Brief – The expected answer is all of the entries, written out exactly.

Provided data –
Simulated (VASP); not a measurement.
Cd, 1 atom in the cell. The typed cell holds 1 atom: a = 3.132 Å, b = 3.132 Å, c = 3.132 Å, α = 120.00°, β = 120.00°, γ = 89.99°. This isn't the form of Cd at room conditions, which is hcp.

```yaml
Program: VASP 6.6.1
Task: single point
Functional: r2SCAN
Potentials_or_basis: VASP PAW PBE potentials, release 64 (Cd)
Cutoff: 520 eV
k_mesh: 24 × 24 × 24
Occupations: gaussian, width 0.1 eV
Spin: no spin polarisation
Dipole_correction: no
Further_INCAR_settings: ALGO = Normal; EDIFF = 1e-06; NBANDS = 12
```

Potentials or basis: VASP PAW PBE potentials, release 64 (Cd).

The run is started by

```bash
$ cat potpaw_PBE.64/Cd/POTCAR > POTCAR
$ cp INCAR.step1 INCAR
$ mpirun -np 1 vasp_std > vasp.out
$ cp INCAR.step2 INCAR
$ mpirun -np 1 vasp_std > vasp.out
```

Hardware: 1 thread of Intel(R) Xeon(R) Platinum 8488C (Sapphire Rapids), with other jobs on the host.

Answer area –
Simulated (VASP); not a measurement.
Cd, 1 atom in the cell. The typed cell holds 1 atom: a = 3.132 Å, b = 3.132 Å, c = 3.132 Å, α = 120.00°, β = 120.00°, γ = 89.99°. This isn't the form of Cd at room conditions, which is hcp.

```yaml
Program: VASP 6.6.1
Task: single point
Functional: r2SCAN
Potentials_or_basis: VASP PAW PBE potentials, release 64 (Cd)
Cutoff: 520 eV
k_mesh: 24 × 24 × 24
Occupations: gaussian, width 0.1 eV
Spin: no spin polarisation
Dipole_correction: no
Further_INCAR_settings: ALGO = Normal; EDIFF = 1e-06; NBANDS = 12
```

Potentials or basis: VASP PAW PBE potentials, release 64 (Cd).

The run is started by

```bash
$ cat potpaw_PBE.64/Cd/POTCAR > POTCAR
$ cp INCAR.step1 INCAR
$ mpirun -np 1 vasp_std > vasp.out
$ cp INCAR.step2 INCAR
$ mpirun -np 1 vasp_std > vasp.out
```

Hardware: 1 thread of Intel(R) Xeon(R) Platinum 8488C (Sapphire Rapids), with other jobs on the host.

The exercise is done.